BEGIN DATASET EXTRACT
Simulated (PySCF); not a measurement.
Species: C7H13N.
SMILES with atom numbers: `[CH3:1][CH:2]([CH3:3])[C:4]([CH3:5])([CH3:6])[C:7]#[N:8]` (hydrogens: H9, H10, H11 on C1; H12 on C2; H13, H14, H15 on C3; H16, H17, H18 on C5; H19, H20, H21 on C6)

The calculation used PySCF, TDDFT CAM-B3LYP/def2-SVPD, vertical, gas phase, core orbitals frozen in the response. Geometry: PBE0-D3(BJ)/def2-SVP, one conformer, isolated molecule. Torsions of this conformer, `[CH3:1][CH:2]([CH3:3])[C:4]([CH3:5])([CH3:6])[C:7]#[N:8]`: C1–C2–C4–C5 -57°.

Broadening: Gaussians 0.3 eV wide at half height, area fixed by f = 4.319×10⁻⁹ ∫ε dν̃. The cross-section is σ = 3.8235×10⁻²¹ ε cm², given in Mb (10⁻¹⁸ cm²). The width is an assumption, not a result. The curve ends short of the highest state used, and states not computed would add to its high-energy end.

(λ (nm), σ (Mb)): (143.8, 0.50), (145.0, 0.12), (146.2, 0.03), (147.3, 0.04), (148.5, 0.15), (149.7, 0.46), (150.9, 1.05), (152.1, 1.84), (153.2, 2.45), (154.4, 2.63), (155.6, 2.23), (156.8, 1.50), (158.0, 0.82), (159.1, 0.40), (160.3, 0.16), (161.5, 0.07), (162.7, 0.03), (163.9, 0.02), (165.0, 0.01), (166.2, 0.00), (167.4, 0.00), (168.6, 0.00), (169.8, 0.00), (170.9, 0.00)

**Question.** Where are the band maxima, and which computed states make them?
END DATASET EXTRACT

## [WORK TASK]
All lines from the start of the entries through the line where "0.00), (170.9, 0.00)" sits should be duplicated exactly, with nothing else in the output.

## [YOUR RESPONSE]
Simulated (PySCF); not a measurement.
Species: C7H13N.
SMILES with atom numbers: `[CH3:1][CH:2]([CH3:3])[C:4]([CH3:5])([CH3:6])[C:7]#[N:8]` (hydrogens: H9, H10, H11 on C1; H12 on C2; H13, H14, H15 on C3; H16, H17, H18 on C5; H19, H20, H21 on C6)

The calculation used PySCF, TDDFT CAM-B3LYP/def2-SVPD, vertical, gas phase, core orbitals frozen in the response. Geometry: PBE0-D3(BJ)/def2-SVP, one conformer, isolated molecule. Torsions of this conformer, `[CH3:1][CH:2]([CH3:3])[C:4]([CH3:5])([CH3:6])[C:7]#[N:8]`: C1–C2–C4–C5 -57°.

Broadening: Gaussians 0.3 eV wide at half height, area fixed by f = 4.319×10⁻⁹ ∫ε dν̃. The cross-section is σ = 3.8235×10⁻²¹ ε cm², given in Mb (10⁻¹⁸ cm²). The width is an assumption, not a result. The curve ends short of the highest state used, and states not computed would add to its high-energy end.

(λ (nm), σ (Mb)): (143.8, 0.50), (145.0, 0.12), (146.2, 0.03), (147.3, 0.04), (148.5, 0.15), (149.7, 0.46), (150.9, 1.05), (152.1, 1.84), (153.2, 2.45), (154.4, 2.63), (155.6, 2.23), (156.8, 1.50), (158.0, 0.82), (159.1, 0.40), (160.3, 0.16), (161.5, 0.07), (162.7, 0.03), (163.9, 0.02), (165.0, 0.01), (166.2, 0.00), (167.4, 0.00), (168.6, 0.00), (169.8, 0.00), (170.9, 0.00)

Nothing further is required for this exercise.